DATA LISTING: Begin

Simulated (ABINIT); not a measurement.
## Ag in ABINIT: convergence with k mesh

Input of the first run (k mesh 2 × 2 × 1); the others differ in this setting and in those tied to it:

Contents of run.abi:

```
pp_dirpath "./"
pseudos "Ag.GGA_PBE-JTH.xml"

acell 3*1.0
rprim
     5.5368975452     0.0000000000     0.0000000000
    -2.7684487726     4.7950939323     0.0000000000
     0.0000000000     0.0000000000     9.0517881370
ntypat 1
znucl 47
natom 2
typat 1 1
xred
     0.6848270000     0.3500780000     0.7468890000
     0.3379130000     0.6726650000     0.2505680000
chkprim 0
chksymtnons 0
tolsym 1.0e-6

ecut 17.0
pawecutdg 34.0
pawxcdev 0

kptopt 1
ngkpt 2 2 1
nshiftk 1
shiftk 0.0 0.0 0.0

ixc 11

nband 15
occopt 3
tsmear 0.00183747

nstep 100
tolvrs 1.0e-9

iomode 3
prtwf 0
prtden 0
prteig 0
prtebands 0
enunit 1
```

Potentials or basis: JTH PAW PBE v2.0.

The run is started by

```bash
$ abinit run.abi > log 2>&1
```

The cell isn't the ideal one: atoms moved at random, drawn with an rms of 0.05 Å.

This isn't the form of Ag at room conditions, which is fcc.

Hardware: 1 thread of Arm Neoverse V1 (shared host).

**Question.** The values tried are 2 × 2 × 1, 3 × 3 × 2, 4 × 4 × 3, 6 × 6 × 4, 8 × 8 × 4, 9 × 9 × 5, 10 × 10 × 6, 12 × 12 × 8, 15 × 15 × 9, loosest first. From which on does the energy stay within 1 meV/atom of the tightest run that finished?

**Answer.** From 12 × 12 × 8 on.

DATA LISTING: End

[ASSIGNED TASK]: In the entries above, find the line holding "Hardware: 1 thread" and the line holding "run that finished?"; print both of them and every line between, exactly, and nothing else.

[ANSWER SPACE]:
Hardware: 1 thread of Arm Neoverse V1 (shared host).

**Question.** The values tried are 2 × 2 × 1, 3 × 3 × 2, 4 × 4 × 3, 6 × 6 × 4, 8 × 8 × 4, 9 × 9 × 5, 10 × 10 × 6, 12 × 12 × 8, 15 × 15 × 9, loosest first. From which on does the energy stay within 1 meV/atom of the tightest run that finished?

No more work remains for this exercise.